* _EXTRACTED INFORMATION_:
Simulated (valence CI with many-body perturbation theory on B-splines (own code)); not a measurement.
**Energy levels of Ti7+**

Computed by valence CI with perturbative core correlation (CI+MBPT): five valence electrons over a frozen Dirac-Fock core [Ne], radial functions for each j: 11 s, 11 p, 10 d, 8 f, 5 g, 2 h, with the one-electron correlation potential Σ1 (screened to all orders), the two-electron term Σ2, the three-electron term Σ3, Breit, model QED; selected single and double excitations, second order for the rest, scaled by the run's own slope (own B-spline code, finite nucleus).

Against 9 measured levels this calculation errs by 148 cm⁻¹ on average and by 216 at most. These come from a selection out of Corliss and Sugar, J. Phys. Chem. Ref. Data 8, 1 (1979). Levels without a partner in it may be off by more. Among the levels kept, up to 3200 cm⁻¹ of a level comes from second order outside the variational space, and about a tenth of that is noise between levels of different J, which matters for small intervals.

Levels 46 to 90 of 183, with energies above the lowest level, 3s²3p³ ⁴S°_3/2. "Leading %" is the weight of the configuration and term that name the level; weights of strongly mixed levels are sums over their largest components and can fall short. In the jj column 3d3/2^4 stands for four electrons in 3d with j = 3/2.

* _ACTION ITEM_:
Exactly as written, transcribe each line of the data.

* _ANSWER SECTION_:
Simulated (valence CI with many-body perturbation theory on B-splines (own code)); not a measurement.
**Energy levels of Ti7+**

Computed by valence CI with perturbative core correlation (CI+MBPT): five valence electrons over a frozen Dirac-Fock core [Ne], radial functions for each j: 11 s, 11 p, 10 d, 8 f, 5 g, 2 h, with the one-electron correlation potential Σ1 (screened to all orders), the two-electron term Σ2, the three-electron term Σ3, Breit, model QED; selected single and double excitations, second order for the rest, scaled by the run's own slope (own B-spline code, finite nucleus).

Against 9 measured levels this calculation errs by 148 cm⁻¹ on average and by 216 at most. These come from a selection out of Corliss and Sugar, J. Phys. Chem. Ref. Data 8, 1 (1979). Levels without a partner in it may be off by more. Among the levels kept, up to 3200 cm⁻¹ of a level comes from second order outside the variational space, and about a tenth of that is noise between levels of different J, which matters for small intervals.

Levels 46 to 90 of 183, with energies above the lowest level, 3s²3p³ ⁴S°_3/2. "Leading %" is the weight of the configuration and term that name the level; weights of strongly mixed levels are sums over their largest components and can fall short. In the jj column 3d3/2^4 stands for four electrons in 3d with j = 3/2.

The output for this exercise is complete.